Brief >> Could you write out the lines below exactly, beginning with the first and finishing with the one that contains "# WS2 (Tungstenite)"?

Extracted data >>
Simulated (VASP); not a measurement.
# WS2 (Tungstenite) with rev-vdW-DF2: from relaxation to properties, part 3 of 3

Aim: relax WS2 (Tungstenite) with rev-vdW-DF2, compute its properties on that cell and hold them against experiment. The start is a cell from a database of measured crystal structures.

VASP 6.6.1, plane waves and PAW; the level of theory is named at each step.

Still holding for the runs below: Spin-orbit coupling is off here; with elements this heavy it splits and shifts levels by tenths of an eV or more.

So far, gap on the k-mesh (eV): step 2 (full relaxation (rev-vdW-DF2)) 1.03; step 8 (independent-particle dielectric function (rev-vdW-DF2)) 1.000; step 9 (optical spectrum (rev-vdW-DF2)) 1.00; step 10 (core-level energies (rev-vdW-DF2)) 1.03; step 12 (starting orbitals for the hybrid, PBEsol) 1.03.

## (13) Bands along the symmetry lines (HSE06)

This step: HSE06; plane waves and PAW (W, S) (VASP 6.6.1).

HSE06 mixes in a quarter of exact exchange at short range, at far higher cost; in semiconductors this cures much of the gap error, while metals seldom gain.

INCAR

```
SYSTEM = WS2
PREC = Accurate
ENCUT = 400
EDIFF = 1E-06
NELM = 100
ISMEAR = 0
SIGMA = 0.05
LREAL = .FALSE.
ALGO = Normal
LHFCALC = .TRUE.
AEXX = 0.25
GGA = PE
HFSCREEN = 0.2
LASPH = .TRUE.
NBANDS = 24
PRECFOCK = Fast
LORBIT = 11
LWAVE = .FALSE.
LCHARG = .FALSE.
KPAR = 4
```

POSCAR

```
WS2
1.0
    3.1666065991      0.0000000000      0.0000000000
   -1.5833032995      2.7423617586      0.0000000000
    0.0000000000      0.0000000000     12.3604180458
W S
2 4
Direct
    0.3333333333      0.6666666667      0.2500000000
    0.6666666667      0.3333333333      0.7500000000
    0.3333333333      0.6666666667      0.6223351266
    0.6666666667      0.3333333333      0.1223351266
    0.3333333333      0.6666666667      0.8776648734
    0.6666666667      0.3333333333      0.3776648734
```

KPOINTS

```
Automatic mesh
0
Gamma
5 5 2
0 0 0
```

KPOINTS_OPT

Written response >>
Simulated (VASP); not a measurement.
# WS2 (Tungstenite) with rev-vdW-DF2: from relaxation to properties, part 3 of 3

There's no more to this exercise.